◆ Supplied data
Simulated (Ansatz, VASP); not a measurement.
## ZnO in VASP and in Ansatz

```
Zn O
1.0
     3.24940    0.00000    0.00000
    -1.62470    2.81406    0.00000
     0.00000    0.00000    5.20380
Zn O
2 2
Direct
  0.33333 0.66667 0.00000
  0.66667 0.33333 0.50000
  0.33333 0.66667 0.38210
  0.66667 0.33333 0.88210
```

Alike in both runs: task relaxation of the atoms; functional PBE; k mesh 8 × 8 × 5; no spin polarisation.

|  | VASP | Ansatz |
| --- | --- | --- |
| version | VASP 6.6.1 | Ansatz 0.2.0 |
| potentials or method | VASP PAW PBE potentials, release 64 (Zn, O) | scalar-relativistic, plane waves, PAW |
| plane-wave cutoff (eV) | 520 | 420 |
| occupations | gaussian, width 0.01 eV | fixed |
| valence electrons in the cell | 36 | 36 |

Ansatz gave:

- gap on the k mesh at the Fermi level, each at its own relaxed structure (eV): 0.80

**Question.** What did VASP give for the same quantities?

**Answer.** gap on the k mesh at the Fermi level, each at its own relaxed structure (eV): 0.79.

◆ Required action
Line by line, write out the whole listing exactly.

◆ Written solution
Simulated (Ansatz, VASP); not a measurement.
## ZnO in VASP and in Ansatz

```
Zn O
1.0
     3.24940    0.00000    0.00000
    -1.62470    2.81406    0.00000
     0.00000    0.00000    5.20380
Zn O
2 2
Direct
  0.33333 0.66667 0.00000
  0.66667 0.33333 0.50000
  0.33333 0.66667 0.38210
  0.66667 0.33333 0.88210
```

Alike in both runs: task relaxation of the atoms; functional PBE; k mesh 8 × 8 × 5; no spin polarisation.

|  | VASP | Ansatz |
| --- | --- | --- |
| version | VASP 6.6.1 | Ansatz 0.2.0 |
| potentials or method | VASP PAW PBE potentials, release 64 (Zn, O) | scalar-relativistic, plane waves, PAW |
| plane-wave cutoff (eV) | 520 | 420 |
| occupations | gaussian, width 0.01 eV | fixed |
| valence electrons in the cell | 36 | 36 |

Ansatz gave:

- gap on the k mesh at the Fermi level, each at its own relaxed structure (eV): 0.80

**Question.** What did VASP give for the same quantities?

**Answer.** gap on the k mesh at the Fermi level, each at its own relaxed structure (eV): 0.79.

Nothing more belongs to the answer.